#### Assignment
For this task, copy the data that follows exactly, keeping every character.

#### Data records
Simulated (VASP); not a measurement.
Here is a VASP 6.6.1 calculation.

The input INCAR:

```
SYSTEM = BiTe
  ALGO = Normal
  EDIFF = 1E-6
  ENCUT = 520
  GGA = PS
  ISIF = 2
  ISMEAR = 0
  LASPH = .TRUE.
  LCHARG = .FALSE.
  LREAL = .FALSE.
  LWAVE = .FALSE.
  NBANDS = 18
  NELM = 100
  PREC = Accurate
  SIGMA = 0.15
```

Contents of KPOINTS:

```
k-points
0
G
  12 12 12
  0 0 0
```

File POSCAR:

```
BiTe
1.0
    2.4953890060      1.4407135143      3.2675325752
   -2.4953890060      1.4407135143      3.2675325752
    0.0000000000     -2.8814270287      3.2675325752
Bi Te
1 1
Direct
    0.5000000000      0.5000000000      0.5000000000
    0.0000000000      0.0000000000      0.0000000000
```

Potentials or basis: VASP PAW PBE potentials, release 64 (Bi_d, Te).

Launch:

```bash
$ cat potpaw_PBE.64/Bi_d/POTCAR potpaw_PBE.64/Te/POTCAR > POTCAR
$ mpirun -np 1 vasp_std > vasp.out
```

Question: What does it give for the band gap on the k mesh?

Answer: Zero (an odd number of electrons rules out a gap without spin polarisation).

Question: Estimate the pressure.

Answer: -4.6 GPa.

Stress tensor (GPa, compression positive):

#### Task response
Simulated (VASP); not a measurement.
Here is a VASP 6.6.1 calculation.

The input INCAR:

```
SYSTEM = BiTe
  ALGO = Normal
  EDIFF = 1E-6
  ENCUT = 520
  GGA = PS
  ISIF = 2
  ISMEAR = 0
  LASPH = .TRUE.
  LCHARG = .FALSE.
  LREAL = .FALSE.
  LWAVE = .FALSE.
  NBANDS = 18
  NELM = 100
  PREC = Accurate
  SIGMA = 0.15
```

Contents of KPOINTS:

```
k-points
0
G
  12 12 12
  0 0 0
```

File POSCAR:

```
BiTe
1.0
    2.4953890060      1.4407135143      3.2675325752
   -2.4953890060      1.4407135143      3.2675325752
    0.0000000000     -2.8814270287      3.2675325752
Bi Te
1 1
Direct
    0.5000000000      0.5000000000      0.5000000000
    0.0000000000      0.0000000000      0.0000000000
```

Potentials or basis: VASP PAW PBE potentials, release 64 (Bi_d, Te).

Launch:

```bash
$ cat potpaw_PBE.64/Bi_d/POTCAR potpaw_PBE.64/Te/POTCAR > POTCAR
$ mpirun -np 1 vasp_std > vasp.out
```

Question: What does it give for the band gap on the k mesh?

Answer: Zero (an odd number of electrons rules out a gap without spin polarisation).

Question: Estimate the pressure.

Answer: -4.6 GPa.

Stress tensor (GPa, compression positive):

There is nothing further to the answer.